» **Data for analysis**
◆ ◆ ◆

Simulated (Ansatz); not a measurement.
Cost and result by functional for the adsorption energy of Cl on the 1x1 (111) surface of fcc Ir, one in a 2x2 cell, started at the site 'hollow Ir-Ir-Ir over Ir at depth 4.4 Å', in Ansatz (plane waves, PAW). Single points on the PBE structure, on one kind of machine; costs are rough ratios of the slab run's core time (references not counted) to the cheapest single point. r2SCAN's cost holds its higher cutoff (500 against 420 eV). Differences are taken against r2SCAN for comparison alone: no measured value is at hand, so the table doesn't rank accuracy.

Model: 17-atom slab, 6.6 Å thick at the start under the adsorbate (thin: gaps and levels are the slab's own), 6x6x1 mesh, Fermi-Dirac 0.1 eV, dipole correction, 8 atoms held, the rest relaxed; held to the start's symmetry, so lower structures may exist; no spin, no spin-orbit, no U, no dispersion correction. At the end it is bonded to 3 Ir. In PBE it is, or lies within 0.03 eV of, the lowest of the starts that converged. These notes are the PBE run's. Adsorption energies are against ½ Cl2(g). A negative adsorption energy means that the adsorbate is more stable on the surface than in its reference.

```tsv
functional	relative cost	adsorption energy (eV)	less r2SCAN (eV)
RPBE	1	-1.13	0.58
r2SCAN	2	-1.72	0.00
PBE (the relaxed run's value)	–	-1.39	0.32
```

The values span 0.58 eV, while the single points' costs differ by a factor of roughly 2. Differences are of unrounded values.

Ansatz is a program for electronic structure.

◆ ◆ ◆

» **Brief**
Repeat exactly the lines of the listing above, from the one with "Cost and result" down to the one with "The values span"; both of those lines belong in the range.

» **Your response**
Cost and result by functional for the adsorption energy of Cl on the 1x1 (111) surface of fcc Ir, one in a 2x2 cell, started at the site 'hollow Ir-Ir-Ir over Ir at depth 4.4 Å', in Ansatz (plane waves, PAW). Single points on the PBE structure, on one kind of machine; costs are rough ratios of the slab run's core time (references not counted) to the cheapest single point. r2SCAN's cost holds its higher cutoff (500 against 420 eV). Differences are taken against r2SCAN for comparison alone: no measured value is at hand, so the table doesn't rank accuracy.

Model: 17-atom slab, 6.6 Å thick at the start under the adsorbate (thin: gaps and levels are the slab's own), 6x6x1 mesh, Fermi-Dirac 0.1 eV, dipole correction, 8 atoms held, the rest relaxed; held to the start's symmetry, so lower structures may exist; no spin, no spin-orbit, no U, no dispersion correction. At the end it is bonded to 3 Ir. In PBE it is, or lies within 0.03 eV of, the lowest of the starts that converged. These notes are the PBE run's. Adsorption energies are against ½ Cl2(g). A negative adsorption energy means that the adsorbate is more stable on the surface than in its reference.

```tsv
functional	relative cost	adsorption energy (eV)	less r2SCAN (eV)
RPBE	1	-1.13	0.58
r2SCAN	2	-1.72	0.00
PBE (the relaxed run's value)	–	-1.39	0.32
```

The values span 0.58 eV, while the single points' costs differ by a factor of roughly 2. Differences are of unrounded values.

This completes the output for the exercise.